[Dataset records]
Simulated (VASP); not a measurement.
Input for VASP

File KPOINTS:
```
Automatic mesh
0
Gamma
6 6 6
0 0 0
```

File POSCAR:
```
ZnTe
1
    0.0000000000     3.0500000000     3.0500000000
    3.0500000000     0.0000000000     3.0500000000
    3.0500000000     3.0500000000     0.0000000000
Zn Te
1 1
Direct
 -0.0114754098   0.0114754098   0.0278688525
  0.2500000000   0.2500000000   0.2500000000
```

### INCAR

[Required action] The records above should be copied out again in full, exactly as they appear.

[Written reply]
Simulated (VASP); not a measurement.
Input for VASP

File KPOINTS:
```
Automatic mesh
0
Gamma
6 6 6
0 0 0
```

File POSCAR:
```
ZnTe
1
    0.0000000000     3.0500000000     3.0500000000
    3.0500000000     0.0000000000     3.0500000000
    3.0500000000     3.0500000000     0.0000000000
Zn Te
1 1
Direct
 -0.0114754098   0.0114754098   0.0278688525
  0.2500000000   0.2500000000   0.2500000000
```

### INCAR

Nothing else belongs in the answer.